Provided data
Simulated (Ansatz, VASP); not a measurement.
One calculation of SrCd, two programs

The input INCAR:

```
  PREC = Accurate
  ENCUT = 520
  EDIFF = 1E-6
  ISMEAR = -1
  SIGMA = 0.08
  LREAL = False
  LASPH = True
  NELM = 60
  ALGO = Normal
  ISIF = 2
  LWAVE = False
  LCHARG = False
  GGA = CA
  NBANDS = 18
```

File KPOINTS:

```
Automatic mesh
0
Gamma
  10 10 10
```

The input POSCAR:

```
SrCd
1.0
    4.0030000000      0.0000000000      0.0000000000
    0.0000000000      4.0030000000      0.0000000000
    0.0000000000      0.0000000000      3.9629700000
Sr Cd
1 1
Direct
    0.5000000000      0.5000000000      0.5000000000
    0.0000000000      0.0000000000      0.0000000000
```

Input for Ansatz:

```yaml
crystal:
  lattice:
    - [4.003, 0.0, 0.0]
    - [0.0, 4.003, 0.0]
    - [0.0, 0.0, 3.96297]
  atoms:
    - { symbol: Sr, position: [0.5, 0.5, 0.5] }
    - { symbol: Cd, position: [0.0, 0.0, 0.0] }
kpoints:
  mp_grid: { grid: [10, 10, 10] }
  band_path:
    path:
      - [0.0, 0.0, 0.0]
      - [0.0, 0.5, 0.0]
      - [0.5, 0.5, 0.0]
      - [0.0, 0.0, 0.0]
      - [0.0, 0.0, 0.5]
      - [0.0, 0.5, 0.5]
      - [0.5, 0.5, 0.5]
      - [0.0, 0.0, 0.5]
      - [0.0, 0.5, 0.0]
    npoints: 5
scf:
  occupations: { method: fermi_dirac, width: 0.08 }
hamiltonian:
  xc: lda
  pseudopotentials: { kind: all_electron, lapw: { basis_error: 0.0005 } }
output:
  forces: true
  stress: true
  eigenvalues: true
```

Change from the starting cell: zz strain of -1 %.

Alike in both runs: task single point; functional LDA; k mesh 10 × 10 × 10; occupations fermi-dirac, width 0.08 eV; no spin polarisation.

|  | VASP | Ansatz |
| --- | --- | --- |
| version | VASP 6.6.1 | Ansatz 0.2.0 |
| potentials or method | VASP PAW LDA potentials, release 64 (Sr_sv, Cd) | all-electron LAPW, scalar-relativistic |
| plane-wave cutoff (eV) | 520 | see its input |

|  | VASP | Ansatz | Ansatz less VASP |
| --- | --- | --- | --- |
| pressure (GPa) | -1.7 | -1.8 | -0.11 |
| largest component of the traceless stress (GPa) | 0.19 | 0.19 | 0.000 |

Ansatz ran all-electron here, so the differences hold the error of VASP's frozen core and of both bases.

Work order
Everything above from the line containing "One calculation of SrCd, two programs" down to the line containing "Ansatz 0.2.0 |" is to be transcribed exactly, with both of those lines included and nothing else added.

Answer area
One calculation of SrCd, two programs

The input INCAR:

```
  PREC = Accurate
  ENCUT = 520
  EDIFF = 1E-6
  ISMEAR = -1
  SIGMA = 0.08
  LREAL = False
  LASPH = True
  NELM = 60
  ALGO = Normal
  ISIF = 2
  LWAVE = False
  LCHARG = False
  GGA = CA
  NBANDS = 18
```

File KPOINTS:

```
Automatic mesh
0
Gamma
  10 10 10
```

The input POSCAR:

```
SrCd
1.0
    4.0030000000      0.0000000000      0.0000000000
    0.0000000000      4.0030000000      0.0000000000
    0.0000000000      0.0000000000      3.9629700000
Sr Cd
1 1
Direct
    0.5000000000      0.5000000000      0.5000000000
    0.0000000000      0.0000000000      0.0000000000
```

Input for Ansatz:

```yaml
crystal:
  lattice:
    - [4.003, 0.0, 0.0]
    - [0.0, 4.003, 0.0]
    - [0.0, 0.0, 3.96297]
  atoms:
    - { symbol: Sr, position: [0.5, 0.5, 0.5] }
    - { symbol: Cd, position: [0.0, 0.0, 0.0] }
kpoints:
  mp_grid: { grid: [10, 10, 10] }
  band_path:
    path:
      - [0.0, 0.0, 0.0]
      - [0.0, 0.5, 0.0]
      - [0.5, 0.5, 0.0]
      - [0.0, 0.0, 0.0]
      - [0.0, 0.0, 0.5]
      - [0.0, 0.5, 0.5]
      - [0.5, 0.5, 0.5]
      - [0.0, 0.0, 0.5]
      - [0.0, 0.5, 0.0]
    npoints: 5
scf:
  occupations: { method: fermi_dirac, width: 0.08 }
hamiltonian:
  xc: lda
  pseudopotentials: { kind: all_electron, lapw: { basis_error: 0.0005 } }
output:
  forces: true
  stress: true
  eigenvalues: true
```

Change from the starting cell: zz strain of -1 %.

Alike in both runs: task single point; functional LDA; k mesh 10 × 10 × 10; occupations fermi-dirac, width 0.08 eV; no spin polarisation.

|  | VASP | Ansatz |
| --- | --- | --- |
| version | VASP 6.6.1 | Ansatz 0.2.0 |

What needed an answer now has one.